─── EXTRACTED ENTRIES

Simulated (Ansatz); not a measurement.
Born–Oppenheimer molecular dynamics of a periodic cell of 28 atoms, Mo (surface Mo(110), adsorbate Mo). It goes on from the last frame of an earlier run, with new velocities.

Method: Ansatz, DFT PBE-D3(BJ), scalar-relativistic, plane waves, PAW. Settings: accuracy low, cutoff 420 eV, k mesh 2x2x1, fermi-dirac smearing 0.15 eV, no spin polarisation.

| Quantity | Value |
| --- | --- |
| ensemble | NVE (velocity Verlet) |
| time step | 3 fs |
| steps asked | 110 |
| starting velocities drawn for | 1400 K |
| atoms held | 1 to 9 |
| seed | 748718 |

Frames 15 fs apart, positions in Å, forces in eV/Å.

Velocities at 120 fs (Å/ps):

──────

▶ [ACTION ITEM] Could you write out exactly the lines above, starting at the first one and ending with the line that has "Frames 15 fs"?

▶ [YOUR RESPONSE]
Simulated (Ansatz); not a measurement.
Born–Oppenheimer molecular dynamics of a periodic cell of 28 atoms, Mo (surface Mo(110), adsorbate Mo). It goes on from the last frame of an earlier run, with new velocities.

Method: Ansatz, DFT PBE-D3(BJ), scalar-relativistic, plane waves, PAW. Settings: accuracy low, cutoff 420 eV, k mesh 2x2x1, fermi-dirac smearing 0.15 eV, no spin polarisation.

| Quantity | Value |
| --- | --- |
| ensemble | NVE (velocity Verlet) |
| time step | 3 fs |
| steps asked | 110 |
| starting velocities drawn for | 1400 K |
| atoms held | 1 to 9 |
| seed | 748718 |

Frames 15 fs apart, positions in Å, forces in eV/Å.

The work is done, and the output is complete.